(Brief): For this exercise, print all of the data exactly as given.

----------

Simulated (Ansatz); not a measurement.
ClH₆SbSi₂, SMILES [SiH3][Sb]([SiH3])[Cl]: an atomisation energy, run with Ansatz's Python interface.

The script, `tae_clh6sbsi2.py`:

----------

(Written response):
Simulated (Ansatz); not a measurement.
ClH₆SbSi₂, SMILES [SiH3][Sb]([SiH3])[Cl]: an atomisation energy, run with Ansatz's Python interface.

The script, `tae_clh6sbsi2.py`:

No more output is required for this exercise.